◆ **Brief**: Each line of the data needs to be transcribed exactly.

◆ **Entries provided**:
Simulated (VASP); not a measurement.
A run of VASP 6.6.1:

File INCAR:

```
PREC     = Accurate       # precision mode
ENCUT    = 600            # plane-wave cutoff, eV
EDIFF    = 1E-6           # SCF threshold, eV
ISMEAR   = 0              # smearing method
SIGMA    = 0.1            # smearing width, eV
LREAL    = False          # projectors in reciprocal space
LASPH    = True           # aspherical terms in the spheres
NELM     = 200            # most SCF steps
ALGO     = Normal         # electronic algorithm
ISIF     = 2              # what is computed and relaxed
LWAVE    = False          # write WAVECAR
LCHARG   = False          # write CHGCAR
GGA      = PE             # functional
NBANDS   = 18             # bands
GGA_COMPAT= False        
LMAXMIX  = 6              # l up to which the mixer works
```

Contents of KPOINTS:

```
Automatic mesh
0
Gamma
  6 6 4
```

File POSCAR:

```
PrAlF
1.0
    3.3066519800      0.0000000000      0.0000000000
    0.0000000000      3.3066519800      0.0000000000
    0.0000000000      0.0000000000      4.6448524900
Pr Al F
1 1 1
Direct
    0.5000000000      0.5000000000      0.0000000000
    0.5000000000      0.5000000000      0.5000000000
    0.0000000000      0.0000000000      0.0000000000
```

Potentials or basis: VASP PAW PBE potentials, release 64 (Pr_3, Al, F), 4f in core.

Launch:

◆ **Task response**:
Simulated (VASP); not a measurement.
A run of VASP 6.6.1:

File INCAR:

```
PREC     = Accurate       # precision mode
ENCUT    = 600            # plane-wave cutoff, eV
EDIFF    = 1E-6           # SCF threshold, eV
ISMEAR   = 0              # smearing method
SIGMA    = 0.1            # smearing width, eV
LREAL    = False          # projectors in reciprocal space
LASPH    = True           # aspherical terms in the spheres
NELM     = 200            # most SCF steps
ALGO     = Normal         # electronic algorithm
ISIF     = 2              # what is computed and relaxed
LWAVE    = False          # write WAVECAR
LCHARG   = False          # write CHGCAR
GGA      = PE             # functional
NBANDS   = 18             # bands
GGA_COMPAT= False        
LMAXMIX  = 6              # l up to which the mixer works
```

Contents of KPOINTS:

```
Automatic mesh
0
Gamma
  6 6 4
```

File POSCAR:

```
PrAlF
1.0
    3.3066519800      0.0000000000      0.0000000000
    0.0000000000      3.3066519800      0.0000000000
    0.0000000000      0.0000000000      4.6448524900
Pr Al F
1 1 1
Direct
    0.5000000000      0.5000000000      0.0000000000
    0.5000000000      0.5000000000      0.5000000000
    0.0000000000      0.0000000000      0.0000000000
```

Potentials or basis: VASP PAW PBE potentials, release 64 (Pr_3, Al, F), 4f in core.

Launch:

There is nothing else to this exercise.